*** Record excerpts

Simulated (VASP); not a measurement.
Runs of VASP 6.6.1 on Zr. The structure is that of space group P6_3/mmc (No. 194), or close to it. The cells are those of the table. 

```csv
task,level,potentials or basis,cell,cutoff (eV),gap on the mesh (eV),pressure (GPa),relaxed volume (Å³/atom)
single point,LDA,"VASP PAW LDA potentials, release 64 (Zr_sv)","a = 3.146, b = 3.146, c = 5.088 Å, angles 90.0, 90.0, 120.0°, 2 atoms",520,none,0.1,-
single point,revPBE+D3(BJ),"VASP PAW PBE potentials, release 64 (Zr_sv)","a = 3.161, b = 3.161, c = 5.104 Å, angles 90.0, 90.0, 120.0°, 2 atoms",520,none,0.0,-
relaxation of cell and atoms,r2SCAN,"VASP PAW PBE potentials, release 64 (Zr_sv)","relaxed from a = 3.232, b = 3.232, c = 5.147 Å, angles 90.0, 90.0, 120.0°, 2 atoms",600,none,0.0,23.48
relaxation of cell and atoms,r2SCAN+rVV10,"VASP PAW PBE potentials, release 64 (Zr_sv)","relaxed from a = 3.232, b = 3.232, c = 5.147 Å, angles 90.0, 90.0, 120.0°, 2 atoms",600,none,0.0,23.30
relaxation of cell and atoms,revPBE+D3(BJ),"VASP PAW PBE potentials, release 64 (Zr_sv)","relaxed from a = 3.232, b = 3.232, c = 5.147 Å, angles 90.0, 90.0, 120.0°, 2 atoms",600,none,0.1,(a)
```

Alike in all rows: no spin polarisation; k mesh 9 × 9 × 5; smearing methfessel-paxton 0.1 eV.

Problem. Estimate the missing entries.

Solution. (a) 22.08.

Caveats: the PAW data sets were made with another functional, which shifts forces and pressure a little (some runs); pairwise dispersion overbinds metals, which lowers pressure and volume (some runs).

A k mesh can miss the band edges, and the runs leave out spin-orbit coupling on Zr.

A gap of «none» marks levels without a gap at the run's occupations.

******

__Action item__: The lines from the top of the data above down to the line containing "A k mesh can" are to be copied exactly; no other line should appear.

__Answer space__:
Simulated (VASP); not a measurement.
Runs of VASP 6.6.1 on Zr. The structure is that of space group P6_3/mmc (No. 194), or close to it. The cells are those of the table. 

```csv
task,level,potentials or basis,cell,cutoff (eV),gap on the mesh (eV),pressure (GPa),relaxed volume (Å³/atom)
single point,LDA,"VASP PAW LDA potentials, release 64 (Zr_sv)","a = 3.146, b = 3.146, c = 5.088 Å, angles 90.0, 90.0, 120.0°, 2 atoms",520,none,0.1,-
single point,revPBE+D3(BJ),"VASP PAW PBE potentials, release 64 (Zr_sv)","a = 3.161, b = 3.161, c = 5.104 Å, angles 90.0, 90.0, 120.0°, 2 atoms",520,none,0.0,-
relaxation of cell and atoms,r2SCAN,"VASP PAW PBE potentials, release 64 (Zr_sv)","relaxed from a = 3.232, b = 3.232, c = 5.147 Å, angles 90.0, 90.0, 120.0°, 2 atoms",600,none,0.0,23.48
relaxation of cell and atoms,r2SCAN+rVV10,"VASP PAW PBE potentials, release 64 (Zr_sv)","relaxed from a = 3.232, b = 3.232, c = 5.147 Å, angles 90.0, 90.0, 120.0°, 2 atoms",600,none,0.0,23.30
relaxation of cell and atoms,revPBE+D3(BJ),"VASP PAW PBE potentials, release 64 (Zr_sv)","relaxed from a = 3.232, b = 3.232, c = 5.147 Å, angles 90.0, 90.0, 120.0°, 2 atoms",600,none,0.1,(a)
```

Alike in all rows: no spin polarisation; k mesh 9 × 9 × 5; smearing methfessel-paxton 0.1 eV.

Problem. Estimate the missing entries.

Solution. (a) 22.08.

Caveats: the PAW data sets were made with another functional, which shifts forces and pressure a little (some runs); pairwise dispersion overbinds metals, which lowers pressure and volume (some runs).

A k mesh can miss the band edges, and the runs leave out spin-orbit coupling on Zr.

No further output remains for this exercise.